....

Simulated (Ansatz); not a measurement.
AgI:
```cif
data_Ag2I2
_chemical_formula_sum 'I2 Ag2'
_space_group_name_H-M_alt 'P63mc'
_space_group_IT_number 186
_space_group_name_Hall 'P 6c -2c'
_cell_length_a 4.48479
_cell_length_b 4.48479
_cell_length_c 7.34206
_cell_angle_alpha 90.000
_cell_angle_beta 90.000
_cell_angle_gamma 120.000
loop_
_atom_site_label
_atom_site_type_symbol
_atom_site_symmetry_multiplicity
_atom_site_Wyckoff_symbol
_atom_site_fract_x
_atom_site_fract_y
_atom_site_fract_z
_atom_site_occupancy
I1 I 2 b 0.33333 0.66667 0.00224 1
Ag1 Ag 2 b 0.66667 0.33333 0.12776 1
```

....

• REQUIREMENT
Copy the entries word for word.

• RESPONSE AREA
Simulated (Ansatz); not a measurement.
AgI:
```cif
data_Ag2I2
_chemical_formula_sum 'I2 Ag2'
_space_group_name_H-M_alt 'P63mc'
_space_group_IT_number 186
_space_group_name_Hall 'P 6c -2c'
_cell_length_a 4.48479
_cell_length_b 4.48479
_cell_length_c 7.34206
_cell_angle_alpha 90.000
_cell_angle_beta 90.000
_cell_angle_gamma 120.000
loop_
_atom_site_label
_atom_site_type_symbol
_atom_site_symmetry_multiplicity
_atom_site_Wyckoff_symbol
_atom_site_fract_x
_atom_site_fract_y
_atom_site_fract_z
_atom_site_occupancy
I1 I 2 b 0.33333 0.66667 0.00224 1
Ag1 Ag 2 b 0.66667 0.33333 0.12776 1
```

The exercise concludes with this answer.